*WORK ORDER*. Starting at the top of the records, output every line through the one that contains "Cutoff | 600 eV |", keeping each exactly as it appears.

*MATERIAL PROVIDED*.
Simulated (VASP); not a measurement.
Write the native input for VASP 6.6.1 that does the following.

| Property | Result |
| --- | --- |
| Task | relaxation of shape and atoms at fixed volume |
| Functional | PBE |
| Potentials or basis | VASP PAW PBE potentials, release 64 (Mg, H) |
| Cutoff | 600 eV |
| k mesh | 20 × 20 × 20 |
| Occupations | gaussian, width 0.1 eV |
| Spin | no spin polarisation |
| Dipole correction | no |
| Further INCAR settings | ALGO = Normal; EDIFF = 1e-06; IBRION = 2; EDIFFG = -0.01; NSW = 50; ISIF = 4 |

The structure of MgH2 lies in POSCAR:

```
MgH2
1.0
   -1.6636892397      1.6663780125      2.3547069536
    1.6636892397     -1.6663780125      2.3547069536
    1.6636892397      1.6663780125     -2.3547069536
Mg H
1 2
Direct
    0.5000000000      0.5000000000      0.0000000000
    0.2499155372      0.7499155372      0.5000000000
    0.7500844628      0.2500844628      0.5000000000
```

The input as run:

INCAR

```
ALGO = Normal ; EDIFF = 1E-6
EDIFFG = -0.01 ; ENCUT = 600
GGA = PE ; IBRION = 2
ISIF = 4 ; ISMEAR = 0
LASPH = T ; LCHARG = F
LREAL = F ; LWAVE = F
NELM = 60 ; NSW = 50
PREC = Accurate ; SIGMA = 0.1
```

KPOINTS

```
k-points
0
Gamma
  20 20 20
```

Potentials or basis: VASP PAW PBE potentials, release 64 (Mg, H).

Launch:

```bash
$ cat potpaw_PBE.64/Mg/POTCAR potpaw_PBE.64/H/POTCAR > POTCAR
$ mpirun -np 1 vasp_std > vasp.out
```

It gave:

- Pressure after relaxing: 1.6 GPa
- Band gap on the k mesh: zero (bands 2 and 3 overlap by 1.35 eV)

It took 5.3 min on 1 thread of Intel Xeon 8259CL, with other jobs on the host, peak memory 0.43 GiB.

*YOUR RESPONSE*.
Simulated (VASP); not a measurement.
Write the native input for VASP 6.6.1 that does the following.

| Property | Result |
| --- | --- |
| Task | relaxation of shape and atoms at fixed volume |
| Functional | PBE |
| Potentials or basis | VASP PAW PBE potentials, release 64 (Mg, H) |
| Cutoff | 600 eV |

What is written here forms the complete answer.